Activity
Up through the line that contains "waves, PAW |", retype the entries exactly, beginning at the very first line.

START Study material

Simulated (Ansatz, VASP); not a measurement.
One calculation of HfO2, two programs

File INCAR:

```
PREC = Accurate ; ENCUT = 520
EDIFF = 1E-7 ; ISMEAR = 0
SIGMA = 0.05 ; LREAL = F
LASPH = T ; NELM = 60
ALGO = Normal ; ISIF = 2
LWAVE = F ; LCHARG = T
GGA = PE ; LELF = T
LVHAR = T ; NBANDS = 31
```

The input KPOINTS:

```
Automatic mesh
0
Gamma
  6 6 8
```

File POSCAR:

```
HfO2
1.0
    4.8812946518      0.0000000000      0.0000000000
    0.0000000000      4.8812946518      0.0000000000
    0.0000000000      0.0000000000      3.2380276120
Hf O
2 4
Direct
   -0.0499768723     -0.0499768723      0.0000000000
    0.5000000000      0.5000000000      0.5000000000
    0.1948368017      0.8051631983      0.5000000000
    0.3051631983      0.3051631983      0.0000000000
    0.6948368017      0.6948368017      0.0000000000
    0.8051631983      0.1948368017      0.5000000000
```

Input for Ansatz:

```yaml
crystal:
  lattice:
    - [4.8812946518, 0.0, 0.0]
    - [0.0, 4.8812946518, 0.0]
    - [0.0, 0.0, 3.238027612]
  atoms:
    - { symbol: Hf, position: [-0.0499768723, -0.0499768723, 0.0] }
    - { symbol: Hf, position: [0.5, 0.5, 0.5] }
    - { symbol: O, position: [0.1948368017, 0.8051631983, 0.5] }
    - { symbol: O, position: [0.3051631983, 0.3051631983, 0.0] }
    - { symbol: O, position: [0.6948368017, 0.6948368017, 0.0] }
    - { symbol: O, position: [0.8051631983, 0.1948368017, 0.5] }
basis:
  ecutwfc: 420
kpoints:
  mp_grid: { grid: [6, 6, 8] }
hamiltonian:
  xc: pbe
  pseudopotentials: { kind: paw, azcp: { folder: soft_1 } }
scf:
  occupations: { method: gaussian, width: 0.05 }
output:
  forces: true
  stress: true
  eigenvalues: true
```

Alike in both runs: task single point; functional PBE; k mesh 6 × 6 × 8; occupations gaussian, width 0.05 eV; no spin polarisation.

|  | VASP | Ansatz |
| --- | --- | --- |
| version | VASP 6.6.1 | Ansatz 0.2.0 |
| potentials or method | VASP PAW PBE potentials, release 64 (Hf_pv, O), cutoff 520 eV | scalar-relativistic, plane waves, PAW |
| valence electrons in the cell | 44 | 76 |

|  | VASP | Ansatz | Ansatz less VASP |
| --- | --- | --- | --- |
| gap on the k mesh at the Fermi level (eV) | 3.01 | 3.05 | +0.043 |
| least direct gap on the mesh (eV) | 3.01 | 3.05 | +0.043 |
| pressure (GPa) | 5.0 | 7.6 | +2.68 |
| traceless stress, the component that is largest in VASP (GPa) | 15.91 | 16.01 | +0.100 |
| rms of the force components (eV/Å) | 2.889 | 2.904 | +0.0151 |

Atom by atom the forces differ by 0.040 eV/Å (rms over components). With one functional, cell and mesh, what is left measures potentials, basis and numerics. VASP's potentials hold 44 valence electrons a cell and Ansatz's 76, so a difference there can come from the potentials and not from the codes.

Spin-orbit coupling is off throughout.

END Study material

Your response
Simulated (Ansatz, VASP); not a measurement.
One calculation of HfO2, two programs

File INCAR:

```
PREC = Accurate ; ENCUT = 520
EDIFF = 1E-7 ; ISMEAR = 0
SIGMA = 0.05 ; LREAL = F
LASPH = T ; NELM = 60
ALGO = Normal ; ISIF = 2
LWAVE = F ; LCHARG = T
GGA = PE ; LELF = T
LVHAR = T ; NBANDS = 31
```

The input KPOINTS:

```
Automatic mesh
0
Gamma
  6 6 8
```

File POSCAR:

```
HfO2
1.0
    4.8812946518      0.0000000000      0.0000000000
    0.0000000000      4.8812946518      0.0000000000
    0.0000000000      0.0000000000      3.2380276120
Hf O
2 4
Direct
   -0.0499768723     -0.0499768723      0.0000000000
    0.5000000000      0.5000000000      0.5000000000
    0.1948368017      0.8051631983      0.5000000000
    0.3051631983      0.3051631983      0.0000000000
    0.6948368017      0.6948368017      0.0000000000
    0.8051631983      0.1948368017      0.5000000000
```

Input for Ansatz:

```yaml
crystal:
  lattice:
    - [4.8812946518, 0.0, 0.0]
    - [0.0, 4.8812946518, 0.0]
    - [0.0, 0.0, 3.238027612]
  atoms:
    - { symbol: Hf, position: [-0.0499768723, -0.0499768723, 0.0] }
    - { symbol: Hf, position: [0.5, 0.5, 0.5] }
    - { symbol: O, position: [0.1948368017, 0.8051631983, 0.5] }
    - { symbol: O, position: [0.3051631983, 0.3051631983, 0.0] }
    - { symbol: O, position: [0.6948368017, 0.6948368017, 0.0] }
    - { symbol: O, position: [0.8051631983, 0.1948368017, 0.5] }
basis:
  ecutwfc: 420
kpoints:
  mp_grid: { grid: [6, 6, 8] }
hamiltonian:
  xc: pbe
  pseudopotentials: { kind: paw, azcp: { folder: soft_1 } }
scf:
  occupations: { method: gaussian, width: 0.05 }
output:
  forces: true
  stress: true
  eigenvalues: true
```

Alike in both runs: task single point; functional PBE; k mesh 6 × 6 × 8; occupations gaussian, width 0.05 eV; no spin polarisation.

|  | VASP | Ansatz |
| --- | --- | --- |
| version | VASP 6.6.1 | Ansatz 0.2.0 |
| potentials or method | VASP PAW PBE potentials, release 64 (Hf_pv, O), cutoff 520 eV | scalar-relativistic, plane waves, PAW |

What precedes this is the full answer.